=== Requirement ===
Reproduce the listing exactly, keeping every word as it is.

=== Given information ===
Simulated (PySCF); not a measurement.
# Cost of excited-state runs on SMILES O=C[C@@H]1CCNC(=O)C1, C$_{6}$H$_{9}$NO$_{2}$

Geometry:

=== Response ===
Simulated (PySCF); not a measurement.
# Cost of excited-state runs on SMILES O=C[C@@H]1CCNC(=O)C1, C$_{6}$H$_{9}$NO$_{2}$

Geometry:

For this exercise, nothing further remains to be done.